Supplied entries.
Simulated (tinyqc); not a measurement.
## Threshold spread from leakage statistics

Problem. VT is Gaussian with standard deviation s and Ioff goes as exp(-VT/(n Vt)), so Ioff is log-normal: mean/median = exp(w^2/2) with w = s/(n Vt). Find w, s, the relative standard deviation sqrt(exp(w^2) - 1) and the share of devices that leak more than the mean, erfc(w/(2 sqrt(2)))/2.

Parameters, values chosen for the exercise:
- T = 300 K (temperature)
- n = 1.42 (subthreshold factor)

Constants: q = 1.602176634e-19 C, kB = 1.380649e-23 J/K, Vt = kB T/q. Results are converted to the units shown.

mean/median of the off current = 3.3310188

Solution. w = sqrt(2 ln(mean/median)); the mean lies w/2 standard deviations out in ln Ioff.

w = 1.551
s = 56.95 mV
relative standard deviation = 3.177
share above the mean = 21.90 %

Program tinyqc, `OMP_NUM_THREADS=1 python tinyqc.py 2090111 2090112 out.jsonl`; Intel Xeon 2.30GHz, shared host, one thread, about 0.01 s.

Work order. In the answer, the listing above should be restated word for word.

Written response.
Simulated (tinyqc); not a measurement.
## Threshold spread from leakage statistics

Problem. VT is Gaussian with standard deviation s and Ioff goes as exp(-VT/(n Vt)), so Ioff is log-normal: mean/median = exp(w^2/2) with w = s/(n Vt). Find w, s, the relative standard deviation sqrt(exp(w^2) - 1) and the share of devices that leak more than the mean, erfc(w/(2 sqrt(2)))/2.

Parameters, values chosen for the exercise:
- T = 300 K (temperature)
- n = 1.42 (subthreshold factor)

Constants: q = 1.602176634e-19 C, kB = 1.380649e-23 J/K, Vt = kB T/q. Results are converted to the units shown.

mean/median of the off current = 3.3310188

Solution. w = sqrt(2 ln(mean/median)); the mean lies w/2 standard deviations out in ln Ioff.

w = 1.551
s = 56.95 mV
relative standard deviation = 3.177
share above the mean = 21.90 %

Program tinyqc, `OMP_NUM_THREADS=1 python tinyqc.py 2090111 2090112 out.jsonl`; Intel Xeon 2.30GHz, shared host, one thread, about 0.01 s.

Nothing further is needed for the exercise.